*WORK ORDER:*
Everything in the records should be repeated exactly, down to the last character.

☆ ☆ ☆

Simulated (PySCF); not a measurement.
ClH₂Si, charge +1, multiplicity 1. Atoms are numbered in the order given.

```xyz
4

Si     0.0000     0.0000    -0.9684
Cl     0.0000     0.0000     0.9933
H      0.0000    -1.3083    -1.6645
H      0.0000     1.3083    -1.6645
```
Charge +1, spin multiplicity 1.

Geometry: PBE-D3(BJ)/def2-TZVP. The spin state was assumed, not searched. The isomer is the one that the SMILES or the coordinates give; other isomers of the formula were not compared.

☆ ☆ ☆

*EXERCISE RESULT:*
Simulated (PySCF); not a measurement.
ClH₂Si, charge +1, multiplicity 1. Atoms are numbered in the order given.

```xyz
4

Si     0.0000     0.0000    -0.9684
Cl     0.0000     0.0000     0.9933
H      0.0000    -1.3083    -1.6645
H      0.0000     1.3083    -1.6645
```
Charge +1, spin multiplicity 1.

Geometry: PBE-D3(BJ)/def2-TZVP. The spin state was assumed, not searched. The isomer is the one that the SMILES or the coordinates give; other isomers of the formula were not compared.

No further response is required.